Extracted material: Begin
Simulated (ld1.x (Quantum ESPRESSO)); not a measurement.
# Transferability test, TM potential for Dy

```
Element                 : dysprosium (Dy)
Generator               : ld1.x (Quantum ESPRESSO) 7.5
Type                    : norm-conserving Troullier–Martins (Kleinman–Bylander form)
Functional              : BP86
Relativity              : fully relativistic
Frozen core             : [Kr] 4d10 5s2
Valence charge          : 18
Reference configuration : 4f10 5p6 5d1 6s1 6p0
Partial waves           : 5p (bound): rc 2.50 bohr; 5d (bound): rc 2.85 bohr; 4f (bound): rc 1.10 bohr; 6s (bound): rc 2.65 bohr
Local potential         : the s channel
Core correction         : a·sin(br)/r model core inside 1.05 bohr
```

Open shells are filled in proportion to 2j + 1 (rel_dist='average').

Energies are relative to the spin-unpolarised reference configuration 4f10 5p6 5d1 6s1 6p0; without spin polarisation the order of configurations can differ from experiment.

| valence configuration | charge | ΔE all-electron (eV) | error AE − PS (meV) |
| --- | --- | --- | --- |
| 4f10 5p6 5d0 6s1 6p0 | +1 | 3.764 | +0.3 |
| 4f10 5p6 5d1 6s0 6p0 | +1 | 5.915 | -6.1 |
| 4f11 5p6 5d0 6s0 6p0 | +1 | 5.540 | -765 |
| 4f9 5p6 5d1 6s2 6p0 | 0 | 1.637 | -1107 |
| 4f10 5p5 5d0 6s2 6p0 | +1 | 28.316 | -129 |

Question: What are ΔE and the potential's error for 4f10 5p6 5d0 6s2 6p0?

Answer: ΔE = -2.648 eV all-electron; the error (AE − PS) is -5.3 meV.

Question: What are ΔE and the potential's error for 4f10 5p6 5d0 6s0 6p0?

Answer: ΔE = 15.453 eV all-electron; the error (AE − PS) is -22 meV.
Extracted material: End

> **Assigned task**
The reply should hold only the lines from the top of the records through the line that has "AE − PS (meV) |", each one exact.

> **Task response**
Simulated (ld1.x (Quantum ESPRESSO)); not a measurement.
# Transferability test, TM potential for Dy

```
Element                 : dysprosium (Dy)
Generator               : ld1.x (Quantum ESPRESSO) 7.5
Type                    : norm-conserving Troullier–Martins (Kleinman–Bylander form)
Functional              : BP86
Relativity              : fully relativistic
Frozen core             : [Kr] 4d10 5s2
Valence charge          : 18
Reference configuration : 4f10 5p6 5d1 6s1 6p0
Partial waves           : 5p (bound): rc 2.50 bohr; 5d (bound): rc 2.85 bohr; 4f (bound): rc 1.10 bohr; 6s (bound): rc 2.65 bohr
Local potential         : the s channel
Core correction         : a·sin(br)/r model core inside 1.05 bohr
```

Open shells are filled in proportion to 2j + 1 (rel_dist='average').

Energies are relative to the spin-unpolarised reference configuration 4f10 5p6 5d1 6s1 6p0; without spin polarisation the order of configurations can differ from experiment.

| valence configuration | charge | ΔE all-electron (eV) | error AE − PS (meV) |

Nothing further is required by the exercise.